__Assigned task__
Output only the lines from the start of the entries through the line holding "Levels at points". Each line must match the original exactly.

__Data extracts__
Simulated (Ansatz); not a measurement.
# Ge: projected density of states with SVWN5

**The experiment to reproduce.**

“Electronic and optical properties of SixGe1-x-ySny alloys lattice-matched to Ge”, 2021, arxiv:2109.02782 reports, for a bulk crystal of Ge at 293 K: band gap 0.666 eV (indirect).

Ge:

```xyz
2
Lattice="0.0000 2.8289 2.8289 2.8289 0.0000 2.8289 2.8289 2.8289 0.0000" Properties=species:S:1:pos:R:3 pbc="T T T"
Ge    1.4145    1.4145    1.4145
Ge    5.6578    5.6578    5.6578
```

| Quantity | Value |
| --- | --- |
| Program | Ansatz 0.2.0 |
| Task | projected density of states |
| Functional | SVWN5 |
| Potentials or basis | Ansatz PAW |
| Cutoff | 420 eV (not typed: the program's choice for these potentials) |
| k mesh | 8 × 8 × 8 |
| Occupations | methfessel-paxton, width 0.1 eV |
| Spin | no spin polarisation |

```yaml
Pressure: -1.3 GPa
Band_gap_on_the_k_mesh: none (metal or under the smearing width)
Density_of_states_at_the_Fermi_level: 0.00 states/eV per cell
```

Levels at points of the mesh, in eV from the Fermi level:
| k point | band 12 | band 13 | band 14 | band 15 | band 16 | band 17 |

__Written answer__
Simulated (Ansatz); not a measurement.
# Ge: projected density of states with SVWN5

**The experiment to reproduce.**

“Electronic and optical properties of SixGe1-x-ySny alloys lattice-matched to Ge”, 2021, arxiv:2109.02782 reports, for a bulk crystal of Ge at 293 K: band gap 0.666 eV (indirect).

Ge:

```xyz
2
Lattice="0.0000 2.8289 2.8289 2.8289 0.0000 2.8289 2.8289 2.8289 0.0000" Properties=species:S:1:pos:R:3 pbc="T T T"
Ge    1.4145    1.4145    1.4145
Ge    5.6578    5.6578    5.6578
```

| Quantity | Value |
| --- | --- |
| Program | Ansatz 0.2.0 |
| Task | projected density of states |
| Functional | SVWN5 |
| Potentials or basis | Ansatz PAW |
| Cutoff | 420 eV (not typed: the program's choice for these potentials) |
| k mesh | 8 × 8 × 8 |
| Occupations | methfessel-paxton, width 0.1 eV |
| Spin | no spin polarisation |

```yaml
Pressure: -1.3 GPa
Band_gap_on_the_k_mesh: none (metal or under the smearing width)
Density_of_states_at_the_Fermi_level: 0.00 states/eV per cell
```

Levels at points of the mesh, in eV from the Fermi level:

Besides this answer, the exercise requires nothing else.